## Source information
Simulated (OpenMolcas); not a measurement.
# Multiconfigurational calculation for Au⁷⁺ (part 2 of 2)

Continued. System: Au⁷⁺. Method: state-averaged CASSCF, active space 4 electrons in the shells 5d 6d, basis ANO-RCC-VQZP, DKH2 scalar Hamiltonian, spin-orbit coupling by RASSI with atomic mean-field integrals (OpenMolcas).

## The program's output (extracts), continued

## Exercise
Could you copy out all the material word for word?

## Exercise solution
Simulated (OpenMolcas); not a measurement.
# Multiconfigurational calculation for Au⁷⁺ (part 2 of 2)

Continued. System: Au⁷⁺. Method: state-averaged CASSCF, active space 4 electrons in the shells 5d 6d, basis ANO-RCC-VQZP, DKH2 scalar Hamiltonian, spin-orbit coupling by RASSI with atomic mean-field integrals (OpenMolcas).

## The program's output (extracts), continued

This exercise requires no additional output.